BEGIN Supplied information

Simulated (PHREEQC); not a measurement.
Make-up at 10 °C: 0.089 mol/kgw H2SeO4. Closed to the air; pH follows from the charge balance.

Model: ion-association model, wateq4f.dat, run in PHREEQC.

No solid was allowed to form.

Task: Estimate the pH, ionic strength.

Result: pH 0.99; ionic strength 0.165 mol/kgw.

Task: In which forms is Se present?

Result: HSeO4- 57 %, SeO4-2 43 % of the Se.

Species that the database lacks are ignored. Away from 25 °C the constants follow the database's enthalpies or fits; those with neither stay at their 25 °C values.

END Supplied information

Every record above is to be restated exactly as it reads.

### Answer box:
Simulated (PHREEQC); not a measurement.
Make-up at 10 °C: 0.089 mol/kgw H2SeO4. Closed to the air; pH follows from the charge balance.

Model: ion-association model, wateq4f.dat, run in PHREEQC.

No solid was allowed to form.

Task: Estimate the pH, ionic strength.

Result: pH 0.99; ionic strength 0.165 mol/kgw.

Task: In which forms is Se present?

Result: HSeO4- 57 %, SeO4-2 43 % of the Se.

Species that the database lacks are ignored. Away from 25 °C the constants follow the database's enthalpies or fits; those with neither stay at their 25 °C values.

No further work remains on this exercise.